### [GIVEN INFORMATION]
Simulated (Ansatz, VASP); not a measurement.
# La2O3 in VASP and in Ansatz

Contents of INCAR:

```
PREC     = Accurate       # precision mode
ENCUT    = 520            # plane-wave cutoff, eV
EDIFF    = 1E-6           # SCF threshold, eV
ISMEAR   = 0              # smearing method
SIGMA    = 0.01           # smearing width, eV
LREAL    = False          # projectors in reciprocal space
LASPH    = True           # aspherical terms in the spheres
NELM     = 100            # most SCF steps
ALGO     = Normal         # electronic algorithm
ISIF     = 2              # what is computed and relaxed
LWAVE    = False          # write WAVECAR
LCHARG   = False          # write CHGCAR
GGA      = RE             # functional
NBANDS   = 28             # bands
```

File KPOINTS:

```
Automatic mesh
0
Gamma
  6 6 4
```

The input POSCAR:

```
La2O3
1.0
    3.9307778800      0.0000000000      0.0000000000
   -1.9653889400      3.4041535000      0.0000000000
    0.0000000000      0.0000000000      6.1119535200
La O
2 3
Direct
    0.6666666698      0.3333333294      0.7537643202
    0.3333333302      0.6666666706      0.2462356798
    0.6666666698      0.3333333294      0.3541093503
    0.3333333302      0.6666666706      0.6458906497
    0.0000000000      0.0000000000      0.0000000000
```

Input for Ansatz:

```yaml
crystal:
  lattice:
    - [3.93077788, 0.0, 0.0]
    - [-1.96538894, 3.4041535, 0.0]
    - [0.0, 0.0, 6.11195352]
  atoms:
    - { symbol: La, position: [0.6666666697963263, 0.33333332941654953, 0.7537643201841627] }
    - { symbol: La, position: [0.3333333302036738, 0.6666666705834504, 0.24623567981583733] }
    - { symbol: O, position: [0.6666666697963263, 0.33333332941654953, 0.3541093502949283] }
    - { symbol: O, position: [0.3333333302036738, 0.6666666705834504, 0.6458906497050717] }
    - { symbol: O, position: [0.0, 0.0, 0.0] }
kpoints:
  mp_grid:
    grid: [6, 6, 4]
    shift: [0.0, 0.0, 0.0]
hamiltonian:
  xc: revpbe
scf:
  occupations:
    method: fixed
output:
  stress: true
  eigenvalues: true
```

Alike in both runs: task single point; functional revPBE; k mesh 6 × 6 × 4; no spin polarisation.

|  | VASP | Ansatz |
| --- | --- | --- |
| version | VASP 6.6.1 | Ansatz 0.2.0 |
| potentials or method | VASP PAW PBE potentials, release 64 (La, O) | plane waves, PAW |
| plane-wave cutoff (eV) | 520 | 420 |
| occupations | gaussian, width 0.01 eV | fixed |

### [TASK ITEM]
From the material above, set down exactly the lines between the line holding "Ansatz 0.2.0 |" and the line holding "520 | 420 |", inclusive. Include nothing else.

### [RESULT]
| version | VASP 6.6.1 | Ansatz 0.2.0 |
| potentials or method | VASP PAW PBE potentials, release 64 (La, O) | plane waves, PAW |
| plane-wave cutoff (eV) | 520 | 420 |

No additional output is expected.